*Requirement*
Print the records below exactly, leaving out nothing.

*Data records*
+ + +

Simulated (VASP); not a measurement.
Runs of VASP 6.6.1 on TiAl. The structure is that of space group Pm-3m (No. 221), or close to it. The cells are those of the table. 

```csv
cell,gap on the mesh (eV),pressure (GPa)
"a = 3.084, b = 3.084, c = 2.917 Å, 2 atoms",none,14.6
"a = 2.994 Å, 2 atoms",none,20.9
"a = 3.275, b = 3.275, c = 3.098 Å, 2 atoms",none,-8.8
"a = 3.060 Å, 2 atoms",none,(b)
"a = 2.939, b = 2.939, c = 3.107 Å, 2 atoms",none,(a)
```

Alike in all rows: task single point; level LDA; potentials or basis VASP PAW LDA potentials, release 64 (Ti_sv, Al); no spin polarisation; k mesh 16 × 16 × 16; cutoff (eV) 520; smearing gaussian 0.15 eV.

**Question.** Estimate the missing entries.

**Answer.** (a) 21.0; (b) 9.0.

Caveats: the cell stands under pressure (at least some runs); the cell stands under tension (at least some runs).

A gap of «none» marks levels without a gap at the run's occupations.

+ + +

*Written solution*
Simulated (VASP); not a measurement.
Runs of VASP 6.6.1 on TiAl. The structure is that of space group Pm-3m (No. 221), or close to it. The cells are those of the table. 

```csv
cell,gap on the mesh (eV),pressure (GPa)
"a = 3.084, b = 3.084, c = 2.917 Å, 2 atoms",none,14.6
"a = 2.994 Å, 2 atoms",none,20.9
"a = 3.275, b = 3.275, c = 3.098 Å, 2 atoms",none,-8.8
"a = 3.060 Å, 2 atoms",none,(b)
"a = 2.939, b = 2.939, c = 3.107 Å, 2 atoms",none,(a)
```

Alike in all rows: task single point; level LDA; potentials or basis VASP PAW LDA potentials, release 64 (Ti_sv, Al); no spin polarisation; k mesh 16 × 16 × 16; cutoff (eV) 520; smearing gaussian 0.15 eV.

**Question.** Estimate the missing entries.

**Answer.** (a) 21.0; (b) 9.0.

Caveats: the cell stands under pressure (at least some runs); the cell stands under tension (at least some runs).

A gap of «none» marks levels without a gap at the run's occupations.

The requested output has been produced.